__Work task__
Reproduce, without any change, the span of lines from the opening of the records below to the line containing "Question: Estimate the wall time of this run.", inclusive.

▬▬▬

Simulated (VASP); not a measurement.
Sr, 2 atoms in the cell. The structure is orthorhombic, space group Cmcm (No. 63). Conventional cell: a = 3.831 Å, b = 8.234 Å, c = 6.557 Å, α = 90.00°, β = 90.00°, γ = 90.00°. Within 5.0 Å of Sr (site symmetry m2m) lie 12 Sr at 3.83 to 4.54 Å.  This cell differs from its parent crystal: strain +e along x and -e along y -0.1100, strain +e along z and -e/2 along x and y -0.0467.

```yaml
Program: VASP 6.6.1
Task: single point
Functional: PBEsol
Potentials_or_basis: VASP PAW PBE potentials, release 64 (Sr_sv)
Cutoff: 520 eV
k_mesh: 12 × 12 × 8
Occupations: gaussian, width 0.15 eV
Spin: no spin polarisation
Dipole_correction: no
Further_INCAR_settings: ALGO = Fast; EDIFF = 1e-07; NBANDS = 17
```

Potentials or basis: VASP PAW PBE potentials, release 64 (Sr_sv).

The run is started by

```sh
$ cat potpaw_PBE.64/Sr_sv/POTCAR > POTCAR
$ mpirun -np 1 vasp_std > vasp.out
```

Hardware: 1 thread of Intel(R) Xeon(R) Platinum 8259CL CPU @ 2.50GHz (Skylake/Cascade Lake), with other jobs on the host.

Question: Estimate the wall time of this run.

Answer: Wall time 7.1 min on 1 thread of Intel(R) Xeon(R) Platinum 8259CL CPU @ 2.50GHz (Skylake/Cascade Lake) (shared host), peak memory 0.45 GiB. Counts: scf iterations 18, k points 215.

▬▬▬

__Expected answer__
Simulated (VASP); not a measurement.
Sr, 2 atoms in the cell. The structure is orthorhombic, space group Cmcm (No. 63). Conventional cell: a = 3.831 Å, b = 8.234 Å, c = 6.557 Å, α = 90.00°, β = 90.00°, γ = 90.00°. Within 5.0 Å of Sr (site symmetry m2m) lie 12 Sr at 3.83 to 4.54 Å.  This cell differs from its parent crystal: strain +e along x and -e along y -0.1100, strain +e along z and -e/2 along x and y -0.0467.

```yaml
Program: VASP 6.6.1
Task: single point
Functional: PBEsol
Potentials_or_basis: VASP PAW PBE potentials, release 64 (Sr_sv)
Cutoff: 520 eV
k_mesh: 12 × 12 × 8
Occupations: gaussian, width 0.15 eV
Spin: no spin polarisation
Dipole_correction: no
Further_INCAR_settings: ALGO = Fast; EDIFF = 1e-07; NBANDS = 17
```

Potentials or basis: VASP PAW PBE potentials, release 64 (Sr_sv).

The run is started by

```sh
$ cat potpaw_PBE.64/Sr_sv/POTCAR > POTCAR
$ mpirun -np 1 vasp_std > vasp.out
```

Hardware: 1 thread of Intel(R) Xeon(R) Platinum 8259CL CPU @ 2.50GHz (Skylake/Cascade Lake), with other jobs on the host.

Question: Estimate the wall time of this run.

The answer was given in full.